## TASK ITEM:
Output a verbatim copy of the data, cut off after the line that contains "Caveats: some runs use coarse meshes.".

##### DATASET

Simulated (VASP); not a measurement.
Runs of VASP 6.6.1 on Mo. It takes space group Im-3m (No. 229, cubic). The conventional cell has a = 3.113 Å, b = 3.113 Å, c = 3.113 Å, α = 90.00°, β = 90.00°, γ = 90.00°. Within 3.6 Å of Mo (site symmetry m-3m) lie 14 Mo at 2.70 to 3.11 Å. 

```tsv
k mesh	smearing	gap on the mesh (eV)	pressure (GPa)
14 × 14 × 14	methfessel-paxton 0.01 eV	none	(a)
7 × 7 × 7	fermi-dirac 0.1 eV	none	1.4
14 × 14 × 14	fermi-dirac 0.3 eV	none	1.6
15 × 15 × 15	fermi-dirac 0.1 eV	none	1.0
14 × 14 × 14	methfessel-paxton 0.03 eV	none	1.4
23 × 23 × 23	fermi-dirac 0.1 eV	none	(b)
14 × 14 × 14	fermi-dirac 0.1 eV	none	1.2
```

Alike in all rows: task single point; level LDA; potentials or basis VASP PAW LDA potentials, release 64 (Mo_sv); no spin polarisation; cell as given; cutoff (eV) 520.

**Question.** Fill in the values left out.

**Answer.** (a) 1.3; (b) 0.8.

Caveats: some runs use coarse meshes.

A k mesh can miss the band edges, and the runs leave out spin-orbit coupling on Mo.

##########

## RESPONSE:
Simulated (VASP); not a measurement.
Runs of VASP 6.6.1 on Mo. It takes space group Im-3m (No. 229, cubic). The conventional cell has a = 3.113 Å, b = 3.113 Å, c = 3.113 Å, α = 90.00°, β = 90.00°, γ = 90.00°. Within 3.6 Å of Mo (site symmetry m-3m) lie 14 Mo at 2.70 to 3.11 Å. 

```tsv
k mesh	smearing	gap on the mesh (eV)	pressure (GPa)
14 × 14 × 14	methfessel-paxton 0.01 eV	none	(a)
7 × 7 × 7	fermi-dirac 0.1 eV	none	1.4
14 × 14 × 14	fermi-dirac 0.3 eV	none	1.6
15 × 15 × 15	fermi-dirac 0.1 eV	none	1.0
14 × 14 × 14	methfessel-paxton 0.03 eV	none	1.4
23 × 23 × 23	fermi-dirac 0.1 eV	none	(b)
14 × 14 × 14	fermi-dirac 0.1 eV	none	1.2
```

Alike in all rows: task single point; level LDA; potentials or basis VASP PAW LDA potentials, release 64 (Mo_sv); no spin polarisation; cell as given; cutoff (eV) 520.

**Question.** Fill in the values left out.

**Answer.** (a) 1.3; (b) 0.8.

Caveats: some runs use coarse meshes.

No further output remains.